________________________________________
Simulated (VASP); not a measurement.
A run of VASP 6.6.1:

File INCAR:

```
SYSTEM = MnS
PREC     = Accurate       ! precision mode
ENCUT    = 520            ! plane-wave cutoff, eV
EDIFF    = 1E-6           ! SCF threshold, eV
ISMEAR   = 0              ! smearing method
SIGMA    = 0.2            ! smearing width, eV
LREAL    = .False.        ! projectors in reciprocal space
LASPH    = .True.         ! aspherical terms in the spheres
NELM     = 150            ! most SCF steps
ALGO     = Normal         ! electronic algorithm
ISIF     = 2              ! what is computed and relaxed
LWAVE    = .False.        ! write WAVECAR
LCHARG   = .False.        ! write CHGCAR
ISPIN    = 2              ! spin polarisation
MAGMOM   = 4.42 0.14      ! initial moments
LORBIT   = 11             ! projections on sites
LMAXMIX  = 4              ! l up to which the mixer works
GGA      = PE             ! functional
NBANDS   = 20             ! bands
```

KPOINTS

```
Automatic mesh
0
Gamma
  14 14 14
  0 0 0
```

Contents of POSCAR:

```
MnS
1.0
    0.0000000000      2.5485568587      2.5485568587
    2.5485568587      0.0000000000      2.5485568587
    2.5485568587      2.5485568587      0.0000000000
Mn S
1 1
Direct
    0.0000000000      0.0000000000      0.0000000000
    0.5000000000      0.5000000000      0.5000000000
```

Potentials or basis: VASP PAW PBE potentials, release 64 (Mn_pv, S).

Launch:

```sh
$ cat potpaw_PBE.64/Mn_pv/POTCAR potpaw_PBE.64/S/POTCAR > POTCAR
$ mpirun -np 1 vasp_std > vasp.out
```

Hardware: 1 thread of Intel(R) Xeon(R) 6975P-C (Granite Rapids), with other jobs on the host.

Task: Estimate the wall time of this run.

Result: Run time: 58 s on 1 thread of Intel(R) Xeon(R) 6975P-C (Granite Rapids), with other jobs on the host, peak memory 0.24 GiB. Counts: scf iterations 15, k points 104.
________________________________________

- [EXERCISE]:
What are the lines above, starting at the one with "Hardware: 1 thread" and ending at the one with "Task: Estimate the wall time of this run."? Give them again exactly, and only them.

- [ANSWER BOX]:
Hardware: 1 thread of Intel(R) Xeon(R) 6975P-C (Granite Rapids), with other jobs on the host.

Task: Estimate the wall time of this run.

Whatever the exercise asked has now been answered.